- _TASK ITEM_
Lines from the beginning of the entries up to and including the one with "Calculation: PySCF with KT2/pcSseg-1." must be duplicated word for word; leave out all others.

^^^^^^^^
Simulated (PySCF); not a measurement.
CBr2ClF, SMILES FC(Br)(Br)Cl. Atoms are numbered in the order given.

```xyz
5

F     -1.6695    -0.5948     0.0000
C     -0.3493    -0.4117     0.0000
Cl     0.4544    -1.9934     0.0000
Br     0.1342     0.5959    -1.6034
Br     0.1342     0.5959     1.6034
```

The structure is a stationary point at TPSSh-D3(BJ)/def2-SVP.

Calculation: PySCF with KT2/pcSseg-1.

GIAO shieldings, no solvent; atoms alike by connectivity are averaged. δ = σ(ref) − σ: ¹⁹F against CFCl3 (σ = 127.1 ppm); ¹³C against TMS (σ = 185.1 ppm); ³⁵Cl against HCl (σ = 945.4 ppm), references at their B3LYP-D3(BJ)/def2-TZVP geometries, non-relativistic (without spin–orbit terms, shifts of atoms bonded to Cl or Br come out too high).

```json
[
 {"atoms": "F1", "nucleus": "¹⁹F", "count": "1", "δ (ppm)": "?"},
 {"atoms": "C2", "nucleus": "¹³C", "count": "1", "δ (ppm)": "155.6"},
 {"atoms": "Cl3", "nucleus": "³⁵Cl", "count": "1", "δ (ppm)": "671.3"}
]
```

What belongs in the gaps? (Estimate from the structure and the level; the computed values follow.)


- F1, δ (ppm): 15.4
^^^^^^^^

- _TASK RESULT_
Simulated (PySCF); not a measurement.
CBr2ClF, SMILES FC(Br)(Br)Cl. Atoms are numbered in the order given.

```xyz
5

F     -1.6695    -0.5948     0.0000
C     -0.3493    -0.4117     0.0000
Cl     0.4544    -1.9934     0.0000
Br     0.1342     0.5959    -1.6034
Br     0.1342     0.5959     1.6034
```

The structure is a stationary point at TPSSh-D3(BJ)/def2-SVP.

Calculation: PySCF with KT2/pcSseg-1.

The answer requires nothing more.